● **Work task**
From the entries below, return only the lines starting at the one that contains "Ba2HfReO6, 10 atoms" and ending at the one that contains "Potentials or basis: VASP", exactly as they stand.

● **Extracted information**
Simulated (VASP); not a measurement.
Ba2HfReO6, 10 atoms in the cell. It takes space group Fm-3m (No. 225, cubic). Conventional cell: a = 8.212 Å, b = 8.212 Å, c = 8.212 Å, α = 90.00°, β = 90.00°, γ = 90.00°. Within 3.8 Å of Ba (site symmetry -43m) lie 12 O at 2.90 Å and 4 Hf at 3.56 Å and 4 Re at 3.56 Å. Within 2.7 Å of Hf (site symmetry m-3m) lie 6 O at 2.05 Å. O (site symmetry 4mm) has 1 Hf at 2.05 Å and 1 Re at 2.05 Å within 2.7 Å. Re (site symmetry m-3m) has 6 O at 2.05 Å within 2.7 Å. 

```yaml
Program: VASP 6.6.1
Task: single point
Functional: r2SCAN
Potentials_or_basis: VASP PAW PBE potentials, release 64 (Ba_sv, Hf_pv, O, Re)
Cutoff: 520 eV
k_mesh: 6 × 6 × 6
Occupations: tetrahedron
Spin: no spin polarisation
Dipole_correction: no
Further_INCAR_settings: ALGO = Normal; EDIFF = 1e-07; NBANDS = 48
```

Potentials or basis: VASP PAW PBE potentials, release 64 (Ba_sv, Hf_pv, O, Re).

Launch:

● **Task solution**
Ba2HfReO6, 10 atoms in the cell. It takes space group Fm-3m (No. 225, cubic). Conventional cell: a = 8.212 Å, b = 8.212 Å, c = 8.212 Å, α = 90.00°, β = 90.00°, γ = 90.00°. Within 3.8 Å of Ba (site symmetry -43m) lie 12 O at 2.90 Å and 4 Hf at 3.56 Å and 4 Re at 3.56 Å. Within 2.7 Å of Hf (site symmetry m-3m) lie 6 O at 2.05 Å. O (site symmetry 4mm) has 1 Hf at 2.05 Å and 1 Re at 2.05 Å within 2.7 Å. Re (site symmetry m-3m) has 6 O at 2.05 Å within 2.7 Å. 

```yaml
Program: VASP 6.6.1
Task: single point
Functional: r2SCAN
Potentials_or_basis: VASP PAW PBE potentials, release 64 (Ba_sv, Hf_pv, O, Re)
Cutoff: 520 eV
k_mesh: 6 × 6 × 6
Occupations: tetrahedron
Spin: no spin polarisation
Dipole_correction: no
Further_INCAR_settings: ALGO = Normal; EDIFF = 1e-07; NBANDS = 48
```

Potentials or basis: VASP PAW PBE potentials, release 64 (Ba_sv, Hf_pv, O, Re).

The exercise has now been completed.